_____

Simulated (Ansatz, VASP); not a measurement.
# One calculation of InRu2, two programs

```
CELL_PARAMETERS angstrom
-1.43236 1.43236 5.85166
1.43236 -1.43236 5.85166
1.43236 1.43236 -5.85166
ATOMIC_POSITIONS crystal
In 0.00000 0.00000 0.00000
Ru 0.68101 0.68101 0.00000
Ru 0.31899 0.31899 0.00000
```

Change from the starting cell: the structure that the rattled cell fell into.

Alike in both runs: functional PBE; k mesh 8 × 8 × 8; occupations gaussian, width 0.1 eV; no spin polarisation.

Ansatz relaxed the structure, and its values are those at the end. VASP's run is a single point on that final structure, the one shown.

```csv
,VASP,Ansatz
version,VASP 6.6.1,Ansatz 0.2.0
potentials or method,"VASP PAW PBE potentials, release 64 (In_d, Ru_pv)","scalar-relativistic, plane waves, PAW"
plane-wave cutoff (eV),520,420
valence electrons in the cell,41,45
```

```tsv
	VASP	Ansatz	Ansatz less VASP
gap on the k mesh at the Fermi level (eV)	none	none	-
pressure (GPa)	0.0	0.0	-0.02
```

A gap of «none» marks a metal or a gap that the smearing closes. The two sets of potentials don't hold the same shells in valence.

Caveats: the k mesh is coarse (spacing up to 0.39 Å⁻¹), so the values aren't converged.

_____

=== Work order ===
Transcribe the lines above between the line holding "# One calculation of InRu2, two programs" and the line holding "shells in valence.", inclusive, exactly as they stand and with nothing added.

=== Your solution ===
# One calculation of InRu2, two programs

```
CELL_PARAMETERS angstrom
-1.43236 1.43236 5.85166
1.43236 -1.43236 5.85166
1.43236 1.43236 -5.85166
ATOMIC_POSITIONS crystal
In 0.00000 0.00000 0.00000
Ru 0.68101 0.68101 0.00000
Ru 0.31899 0.31899 0.00000
```

Change from the starting cell: the structure that the rattled cell fell into.

Alike in both runs: functional PBE; k mesh 8 × 8 × 8; occupations gaussian, width 0.1 eV; no spin polarisation.

Ansatz relaxed the structure, and its values are those at the end. VASP's run is a single point on that final structure, the one shown.

```csv
,VASP,Ansatz
version,VASP 6.6.1,Ansatz 0.2.0
potentials or method,"VASP PAW PBE potentials, release 64 (In_d, Ru_pv)","scalar-relativistic, plane waves, PAW"
plane-wave cutoff (eV),520,420
valence electrons in the cell,41,45
```

```tsv
	VASP	Ansatz	Ansatz less VASP
gap on the k mesh at the Fermi level (eV)	none	none	-
pressure (GPa)	0.0	0.0	-0.02
```

A gap of «none» marks a metal or a gap that the smearing closes. The two sets of potentials don't hold the same shells in valence.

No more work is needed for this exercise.